Work task: In the records below, the line with "Measured: lattice parameter" opens the range and the line with "Computed minus measured" closes it; print that range exactly and nothing else.

>>>
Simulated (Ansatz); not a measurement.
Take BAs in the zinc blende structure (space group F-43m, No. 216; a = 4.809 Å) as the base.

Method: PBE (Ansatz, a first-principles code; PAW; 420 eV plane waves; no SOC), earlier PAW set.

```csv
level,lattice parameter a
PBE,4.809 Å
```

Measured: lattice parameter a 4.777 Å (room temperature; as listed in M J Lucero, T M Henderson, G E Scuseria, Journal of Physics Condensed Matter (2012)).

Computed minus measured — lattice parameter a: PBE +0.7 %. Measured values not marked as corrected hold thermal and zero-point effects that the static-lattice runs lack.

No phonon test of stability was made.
<<<

Answer box:
Measured: lattice parameter a 4.777 Å (room temperature; as listed in M J Lucero, T M Henderson, G E Scuseria, Journal of Physics Condensed Matter (2012)).

Computed minus measured — lattice parameter a: PBE +0.7 %. Measured values not marked as corrected hold thermal and zero-point effects that the static-lattice runs lack.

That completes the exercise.